ACTIVITY
There is one span to output from the data below: the lines starting at the line with "One atom is" and ending at the line with "Replacing the terminal". Output it exactly, ends included, nothing more.

════════

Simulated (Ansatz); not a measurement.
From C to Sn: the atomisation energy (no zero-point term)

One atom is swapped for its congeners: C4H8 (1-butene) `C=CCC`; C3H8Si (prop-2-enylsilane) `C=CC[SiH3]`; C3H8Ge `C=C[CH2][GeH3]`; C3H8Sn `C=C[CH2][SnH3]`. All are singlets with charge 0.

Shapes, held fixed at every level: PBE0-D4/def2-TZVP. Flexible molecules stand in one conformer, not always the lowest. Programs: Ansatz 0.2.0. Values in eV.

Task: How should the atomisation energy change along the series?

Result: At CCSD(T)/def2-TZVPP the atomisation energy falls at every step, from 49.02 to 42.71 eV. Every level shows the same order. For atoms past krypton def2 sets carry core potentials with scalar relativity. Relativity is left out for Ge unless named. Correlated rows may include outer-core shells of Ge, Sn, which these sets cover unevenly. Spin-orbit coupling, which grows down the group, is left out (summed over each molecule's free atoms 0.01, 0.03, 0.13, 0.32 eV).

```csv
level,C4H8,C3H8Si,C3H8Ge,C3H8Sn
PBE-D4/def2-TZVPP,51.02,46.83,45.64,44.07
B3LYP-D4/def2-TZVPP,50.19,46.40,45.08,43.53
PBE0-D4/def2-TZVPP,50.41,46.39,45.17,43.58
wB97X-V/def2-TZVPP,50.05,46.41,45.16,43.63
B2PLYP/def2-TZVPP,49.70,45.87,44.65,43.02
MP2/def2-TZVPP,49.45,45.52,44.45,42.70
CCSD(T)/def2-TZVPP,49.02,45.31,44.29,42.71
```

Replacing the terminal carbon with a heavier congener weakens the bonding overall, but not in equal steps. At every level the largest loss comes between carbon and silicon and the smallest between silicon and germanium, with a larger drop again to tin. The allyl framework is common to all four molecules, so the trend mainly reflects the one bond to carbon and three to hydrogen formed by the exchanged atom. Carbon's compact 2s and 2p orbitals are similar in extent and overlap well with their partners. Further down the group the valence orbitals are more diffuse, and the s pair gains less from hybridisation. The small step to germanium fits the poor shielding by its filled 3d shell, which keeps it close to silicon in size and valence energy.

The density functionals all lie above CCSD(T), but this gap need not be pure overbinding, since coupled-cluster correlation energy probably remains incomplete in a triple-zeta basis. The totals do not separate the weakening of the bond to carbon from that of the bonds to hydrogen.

════════

WRITTEN ANSWER
One atom is swapped for its congeners: C4H8 (1-butene) `C=CCC`; C3H8Si (prop-2-enylsilane) `C=CC[SiH3]`; C3H8Ge `C=C[CH2][GeH3]`; C3H8Sn `C=C[CH2][SnH3]`. All are singlets with charge 0.

Shapes, held fixed at every level: PBE0-D4/def2-TZVP. Flexible molecules stand in one conformer, not always the lowest. Programs: Ansatz 0.2.0. Values in eV.

Task: How should the atomisation energy change along the series?

Result: At CCSD(T)/def2-TZVPP the atomisation energy falls at every step, from 49.02 to 42.71 eV. Every level shows the same order. For atoms past krypton def2 sets carry core potentials with scalar relativity. Relativity is left out for Ge unless named. Correlated rows may include outer-core shells of Ge, Sn, which these sets cover unevenly. Spin-orbit coupling, which grows down the group, is left out (summed over each molecule's free atoms 0.01, 0.03, 0.13, 0.32 eV).

```csv
level,C4H8,C3H8Si,C3H8Ge,C3H8Sn
PBE-D4/def2-TZVPP,51.02,46.83,45.64,44.07
B3LYP-D4/def2-TZVPP,50.19,46.40,45.08,43.53
PBE0-D4/def2-TZVPP,50.41,46.39,45.17,43.58
wB97X-V/def2-TZVPP,50.05,46.41,45.16,43.63
B2PLYP/def2-TZVPP,49.70,45.87,44.65,43.02
MP2/def2-TZVPP,49.45,45.52,44.45,42.70
CCSD(T)/def2-TZVPP,49.02,45.31,44.29,42.71
```

Replacing the terminal carbon with a heavier congener weakens the bonding overall, but not in equal steps. At every level the largest loss comes between carbon and silicon and the smallest between silicon and germanium, with a larger drop again to tin. The allyl framework is common to all four molecules, so the trend mainly reflects the one bond to carbon and three to hydrogen formed by the exchanged atom. Carbon's compact 2s and 2p orbitals are similar in extent and overlap well with their partners. Further down the group the valence orbitals are more diffuse, and the s pair gains less from hybridisation. The small step to germanium fits the poor shielding by its filled 3d shell, which keeps it close to silicon in size and valence energy.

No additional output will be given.